Beginning with the line below that contains "- Occupations: fermi-dirac, width 0.05 eV" and ending with the line that contains "64 (I, K_sv).", copy every line exactly. Copy nothing else.

(GIVEN ENTRIES):
════════════════════

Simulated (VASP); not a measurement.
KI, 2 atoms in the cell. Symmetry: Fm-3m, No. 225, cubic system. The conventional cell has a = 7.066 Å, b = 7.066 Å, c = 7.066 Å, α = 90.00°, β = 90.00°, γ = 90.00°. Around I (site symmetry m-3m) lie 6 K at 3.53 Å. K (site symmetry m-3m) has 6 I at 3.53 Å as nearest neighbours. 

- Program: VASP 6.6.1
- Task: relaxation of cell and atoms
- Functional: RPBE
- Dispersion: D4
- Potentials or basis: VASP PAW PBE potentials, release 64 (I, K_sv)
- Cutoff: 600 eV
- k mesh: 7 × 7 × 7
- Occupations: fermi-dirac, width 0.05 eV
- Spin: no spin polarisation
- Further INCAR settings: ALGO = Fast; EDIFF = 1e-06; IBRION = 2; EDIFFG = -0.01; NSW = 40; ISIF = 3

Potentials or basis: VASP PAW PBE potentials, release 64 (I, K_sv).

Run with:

════════════════════

(WRITTEN REPLY):
- Occupations: fermi-dirac, width 0.05 eV
- Spin: no spin polarisation
- Further INCAR settings: ALGO = Fast; EDIFF = 1e-06; IBRION = 2; EDIFFG = -0.01; NSW = 40; ISIF = 3

Potentials or basis: VASP PAW PBE potentials, release 64 (I, K_sv).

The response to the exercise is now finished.